Action item
Once you have read the listing, retype all of it exactly.

Stored data
*-*-*

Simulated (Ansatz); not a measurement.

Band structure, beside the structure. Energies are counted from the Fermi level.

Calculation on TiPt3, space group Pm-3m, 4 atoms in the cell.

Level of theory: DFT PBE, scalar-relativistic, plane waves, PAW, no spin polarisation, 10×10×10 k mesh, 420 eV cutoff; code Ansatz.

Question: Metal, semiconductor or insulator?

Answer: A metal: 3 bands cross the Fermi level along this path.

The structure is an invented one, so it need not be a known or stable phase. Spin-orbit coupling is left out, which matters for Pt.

*-*-*

Problem solution
Simulated (Ansatz); not a measurement.

Band structure, beside the structure. Energies are counted from the Fermi level.

Calculation on TiPt3, space group Pm-3m, 4 atoms in the cell.

Level of theory: DFT PBE, scalar-relativistic, plane waves, PAW, no spin polarisation, 10×10×10 k mesh, 420 eV cutoff; code Ansatz.

Question: Metal, semiconductor or insulator?

Answer: A metal: 3 bands cross the Fermi level along this path.

The structure is an invented one, so it need not be a known or stable phase. Spin-orbit coupling is left out, which matters for Pt.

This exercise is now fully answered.